** AVAILABLE DATA follows **

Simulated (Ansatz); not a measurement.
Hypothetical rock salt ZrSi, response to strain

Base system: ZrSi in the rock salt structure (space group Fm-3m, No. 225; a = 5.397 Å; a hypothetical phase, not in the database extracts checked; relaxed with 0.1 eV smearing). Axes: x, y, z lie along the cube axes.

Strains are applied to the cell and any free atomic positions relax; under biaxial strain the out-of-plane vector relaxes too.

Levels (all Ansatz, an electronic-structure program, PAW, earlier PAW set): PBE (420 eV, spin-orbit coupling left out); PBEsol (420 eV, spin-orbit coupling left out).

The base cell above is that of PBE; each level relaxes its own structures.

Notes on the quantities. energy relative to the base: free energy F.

** End of AVAILABLE DATA **

Return exactly what appears above, from the first line of the entries to the line with "Base system: ZrSi", inclusive.

Simulated (Ansatz); not a measurement.
Hypothetical rock salt ZrSi, response to strain

Base system: ZrSi in the rock salt structure (space group Fm-3m, No. 225; a = 5.397 Å; a hypothetical phase, not in the database extracts checked; relaxed with 0.1 eV smearing). Axes: x, y, z lie along the cube axes.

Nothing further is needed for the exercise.